━━ Data for review

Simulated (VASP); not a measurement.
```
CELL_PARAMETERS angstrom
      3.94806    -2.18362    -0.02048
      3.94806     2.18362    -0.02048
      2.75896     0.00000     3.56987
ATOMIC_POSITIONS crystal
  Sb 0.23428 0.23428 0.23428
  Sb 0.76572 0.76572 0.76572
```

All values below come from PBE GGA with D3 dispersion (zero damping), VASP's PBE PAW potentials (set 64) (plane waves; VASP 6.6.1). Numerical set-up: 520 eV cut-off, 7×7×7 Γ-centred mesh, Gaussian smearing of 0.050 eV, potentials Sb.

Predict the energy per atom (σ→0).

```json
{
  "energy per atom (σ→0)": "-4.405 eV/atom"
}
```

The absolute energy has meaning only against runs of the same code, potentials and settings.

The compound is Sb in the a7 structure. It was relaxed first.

━━━━

§ Work request
Only one stretch is wanted, so please give again exactly the lines from the start of the data through the line containing "The absolute energy", both ends included.

§ Exercise answer
Simulated (VASP); not a measurement.
```
CELL_PARAMETERS angstrom
      3.94806    -2.18362    -0.02048
      3.94806     2.18362    -0.02048
      2.75896     0.00000     3.56987
ATOMIC_POSITIONS crystal
  Sb 0.23428 0.23428 0.23428
  Sb 0.76572 0.76572 0.76572
```

All values below come from PBE GGA with D3 dispersion (zero damping), VASP's PBE PAW potentials (set 64) (plane waves; VASP 6.6.1). Numerical set-up: 520 eV cut-off, 7×7×7 Γ-centred mesh, Gaussian smearing of 0.050 eV, potentials Sb.

Predict the energy per atom (σ→0).

```json
{
  "energy per atom (σ→0)": "-4.405 eV/atom"
}
```

The absolute energy has meaning only against runs of the same code, potentials and settings.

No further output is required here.